Information supplied:
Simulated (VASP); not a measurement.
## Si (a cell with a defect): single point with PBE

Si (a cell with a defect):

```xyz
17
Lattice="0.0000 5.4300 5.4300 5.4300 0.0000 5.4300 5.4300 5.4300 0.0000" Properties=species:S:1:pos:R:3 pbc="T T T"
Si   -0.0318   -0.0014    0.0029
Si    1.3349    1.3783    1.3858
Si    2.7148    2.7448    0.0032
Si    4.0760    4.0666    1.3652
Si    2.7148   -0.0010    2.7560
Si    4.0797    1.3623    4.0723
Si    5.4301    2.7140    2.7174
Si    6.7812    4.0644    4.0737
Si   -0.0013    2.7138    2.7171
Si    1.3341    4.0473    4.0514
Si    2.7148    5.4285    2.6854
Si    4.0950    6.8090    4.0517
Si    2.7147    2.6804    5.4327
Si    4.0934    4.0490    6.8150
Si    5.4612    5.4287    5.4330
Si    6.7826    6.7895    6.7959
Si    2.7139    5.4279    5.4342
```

Work order: Each record is to be given again in full, exactly as it reads.

Reply:
Simulated (VASP); not a measurement.
## Si (a cell with a defect): single point with PBE

Si (a cell with a defect):

```xyz
17
Lattice="0.0000 5.4300 5.4300 5.4300 0.0000 5.4300 5.4300 5.4300 0.0000" Properties=species:S:1:pos:R:3 pbc="T T T"
Si   -0.0318   -0.0014    0.0029
Si    1.3349    1.3783    1.3858
Si    2.7148    2.7448    0.0032
Si    4.0760    4.0666    1.3652
Si    2.7148   -0.0010    2.7560
Si    4.0797    1.3623    4.0723
Si    5.4301    2.7140    2.7174
Si    6.7812    4.0644    4.0737
Si   -0.0013    2.7138    2.7171
Si    1.3341    4.0473    4.0514
Si    2.7148    5.4285    2.6854
Si    4.0950    6.8090    4.0517
Si    2.7147    2.6804    5.4327
Si    4.0934    4.0490    6.8150
Si    5.4612    5.4287    5.4330
Si    6.7826    6.7895    6.7959
Si    2.7139    5.4279    5.4342
```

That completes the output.